> _Data under study_:
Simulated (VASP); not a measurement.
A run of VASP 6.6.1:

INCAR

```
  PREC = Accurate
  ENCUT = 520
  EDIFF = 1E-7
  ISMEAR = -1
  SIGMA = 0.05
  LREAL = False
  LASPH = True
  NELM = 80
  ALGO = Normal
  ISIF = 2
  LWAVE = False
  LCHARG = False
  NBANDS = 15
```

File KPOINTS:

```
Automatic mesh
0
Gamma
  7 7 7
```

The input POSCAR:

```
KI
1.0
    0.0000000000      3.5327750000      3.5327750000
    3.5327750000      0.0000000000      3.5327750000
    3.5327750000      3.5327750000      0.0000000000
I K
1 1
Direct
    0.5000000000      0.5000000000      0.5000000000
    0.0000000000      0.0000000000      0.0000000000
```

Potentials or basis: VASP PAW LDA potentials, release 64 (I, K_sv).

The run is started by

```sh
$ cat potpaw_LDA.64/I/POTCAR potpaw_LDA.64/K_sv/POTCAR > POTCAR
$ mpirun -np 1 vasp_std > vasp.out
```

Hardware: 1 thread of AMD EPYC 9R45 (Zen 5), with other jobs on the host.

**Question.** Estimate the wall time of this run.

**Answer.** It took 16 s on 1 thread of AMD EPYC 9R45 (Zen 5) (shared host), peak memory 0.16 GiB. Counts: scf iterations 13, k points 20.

> _Work task_: Once you find the line with "The run is started by" above, print it and every line after it up to and including the line with "Hardware: 1 thread", exactly as written and nothing else.

> _Answer space_:
The run is started by

```sh
$ cat potpaw_LDA.64/I/POTCAR potpaw_LDA.64/K_sv/POTCAR > POTCAR
$ mpirun -np 1 vasp_std > vasp.out
```

Hardware: 1 thread of AMD EPYC 9R45 (Zen 5), with other jobs on the host.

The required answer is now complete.